> **WORK INSTRUCTION**: Beginning at the first line of the data, print each line exactly, stopping after the line that contains "Task: Predict the space".

════════
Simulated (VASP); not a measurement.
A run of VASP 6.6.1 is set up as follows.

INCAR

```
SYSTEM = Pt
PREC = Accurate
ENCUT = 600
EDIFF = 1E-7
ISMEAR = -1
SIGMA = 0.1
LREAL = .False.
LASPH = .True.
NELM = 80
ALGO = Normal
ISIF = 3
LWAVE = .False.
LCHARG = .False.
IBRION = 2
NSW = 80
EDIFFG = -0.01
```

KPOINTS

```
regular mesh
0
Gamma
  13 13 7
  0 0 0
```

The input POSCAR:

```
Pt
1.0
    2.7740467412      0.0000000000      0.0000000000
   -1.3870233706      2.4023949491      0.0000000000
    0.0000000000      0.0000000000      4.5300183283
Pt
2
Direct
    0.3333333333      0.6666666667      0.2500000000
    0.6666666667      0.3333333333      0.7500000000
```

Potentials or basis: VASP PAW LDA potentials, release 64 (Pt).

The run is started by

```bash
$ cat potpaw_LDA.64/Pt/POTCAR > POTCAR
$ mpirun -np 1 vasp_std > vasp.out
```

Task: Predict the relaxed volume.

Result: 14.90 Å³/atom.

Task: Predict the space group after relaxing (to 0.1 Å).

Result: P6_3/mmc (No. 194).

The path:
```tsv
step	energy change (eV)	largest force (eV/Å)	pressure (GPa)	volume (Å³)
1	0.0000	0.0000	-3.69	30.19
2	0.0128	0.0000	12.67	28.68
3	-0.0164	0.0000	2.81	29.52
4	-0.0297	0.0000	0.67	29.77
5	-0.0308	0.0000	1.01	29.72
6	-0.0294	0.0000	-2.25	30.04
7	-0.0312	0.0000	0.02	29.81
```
════════

> **TASK SOLUTION**:
Simulated (VASP); not a measurement.
A run of VASP 6.6.1 is set up as follows.

INCAR

```
SYSTEM = Pt
PREC = Accurate
ENCUT = 600
EDIFF = 1E-7
ISMEAR = -1
SIGMA = 0.1
LREAL = .False.
LASPH = .True.
NELM = 80
ALGO = Normal
ISIF = 3
LWAVE = .False.
LCHARG = .False.
IBRION = 2
NSW = 80
EDIFFG = -0.01
```

KPOINTS

```
regular mesh
0
Gamma
  13 13 7
  0 0 0
```

The input POSCAR:

```
Pt
1.0
    2.7740467412      0.0000000000      0.0000000000
   -1.3870233706      2.4023949491      0.0000000000
    0.0000000000      0.0000000000      4.5300183283
Pt
2
Direct
    0.3333333333      0.6666666667      0.2500000000
    0.6666666667      0.3333333333      0.7500000000
```

Potentials or basis: VASP PAW LDA potentials, release 64 (Pt).

The run is started by

```bash
$ cat potpaw_LDA.64/Pt/POTCAR > POTCAR
$ mpirun -np 1 vasp_std > vasp.out
```

Task: Predict the relaxed volume.

Result: 14.90 Å³/atom.

Task: Predict the space group after relaxing (to 0.1 Å).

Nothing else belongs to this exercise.